▶ **GIVEN RECORDS**
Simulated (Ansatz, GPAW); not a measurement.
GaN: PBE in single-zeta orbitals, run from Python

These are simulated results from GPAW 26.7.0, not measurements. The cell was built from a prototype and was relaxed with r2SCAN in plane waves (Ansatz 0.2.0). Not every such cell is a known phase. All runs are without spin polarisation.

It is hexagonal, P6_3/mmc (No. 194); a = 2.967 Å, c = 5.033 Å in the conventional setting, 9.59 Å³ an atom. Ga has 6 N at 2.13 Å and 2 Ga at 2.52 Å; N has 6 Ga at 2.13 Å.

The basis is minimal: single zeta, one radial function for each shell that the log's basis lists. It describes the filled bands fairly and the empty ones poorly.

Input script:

▶ **ASSIGNMENT**
Print the records above verbatim from their first line to the line containing "The basis is", both included, and stop there.

▶ **EXPECTED ANSWER**
Simulated (Ansatz, GPAW); not a measurement.
GaN: PBE in single-zeta orbitals, run from Python

These are simulated results from GPAW 26.7.0, not measurements. The cell was built from a prototype and was relaxed with r2SCAN in plane waves (Ansatz 0.2.0). Not every such cell is a known phase. All runs are without spin polarisation.

It is hexagonal, P6_3/mmc (No. 194); a = 2.967 Å, c = 5.033 Å in the conventional setting, 9.59 Å³ an atom. Ga has 6 N at 2.13 Å and 2 Ga at 2.52 Å; N has 6 Ga at 2.13 Å.

The basis is minimal: single zeta, one radial function for each shell that the log's basis lists. It describes the filled bands fairly and the empty ones poorly.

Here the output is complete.